» Data excerpts:
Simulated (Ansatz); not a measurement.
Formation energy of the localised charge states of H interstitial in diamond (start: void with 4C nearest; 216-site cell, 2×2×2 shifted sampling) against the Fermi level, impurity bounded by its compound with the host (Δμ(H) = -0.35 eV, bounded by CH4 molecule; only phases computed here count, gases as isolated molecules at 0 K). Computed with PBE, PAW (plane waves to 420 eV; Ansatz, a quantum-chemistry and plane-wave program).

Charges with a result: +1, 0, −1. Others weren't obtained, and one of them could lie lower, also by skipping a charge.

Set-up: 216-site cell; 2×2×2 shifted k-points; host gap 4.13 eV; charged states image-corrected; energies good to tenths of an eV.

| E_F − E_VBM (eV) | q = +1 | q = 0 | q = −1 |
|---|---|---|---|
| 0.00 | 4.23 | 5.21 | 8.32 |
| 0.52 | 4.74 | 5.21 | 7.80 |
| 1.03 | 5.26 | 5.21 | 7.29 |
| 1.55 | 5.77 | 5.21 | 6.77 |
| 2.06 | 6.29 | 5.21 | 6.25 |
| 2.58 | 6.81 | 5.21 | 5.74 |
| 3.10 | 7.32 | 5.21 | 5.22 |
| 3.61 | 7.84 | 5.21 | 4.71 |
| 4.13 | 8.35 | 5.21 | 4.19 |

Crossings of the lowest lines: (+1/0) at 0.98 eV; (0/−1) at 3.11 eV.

» Work instruction:
What the task asks for is a word-for-word repeat of the lines above, from the first through the one containing "5.21 | 4.19 |".

» Answer space:
Simulated (Ansatz); not a measurement.
Formation energy of the localised charge states of H interstitial in diamond (start: void with 4C nearest; 216-site cell, 2×2×2 shifted sampling) against the Fermi level, impurity bounded by its compound with the host (Δμ(H) = -0.35 eV, bounded by CH4 molecule; only phases computed here count, gases as isolated molecules at 0 K). Computed with PBE, PAW (plane waves to 420 eV; Ansatz, a quantum-chemistry and plane-wave program).

Charges with a result: +1, 0, −1. Others weren't obtained, and one of them could lie lower, also by skipping a charge.

Set-up: 216-site cell; 2×2×2 shifted k-points; host gap 4.13 eV; charged states image-corrected; energies good to tenths of an eV.

| E_F − E_VBM (eV) | q = +1 | q = 0 | q = −1 |
|---|---|---|---|
| 0.00 | 4.23 | 5.21 | 8.32 |
| 0.52 | 4.74 | 5.21 | 7.80 |
| 1.03 | 5.26 | 5.21 | 7.29 |
| 1.55 | 5.77 | 5.21 | 6.77 |
| 2.06 | 6.29 | 5.21 | 6.25 |
| 2.58 | 6.81 | 5.21 | 5.74 |
| 3.10 | 7.32 | 5.21 | 5.22 |
| 3.61 | 7.84 | 5.21 | 4.71 |
| 4.13 | 8.35 | 5.21 | 4.19 |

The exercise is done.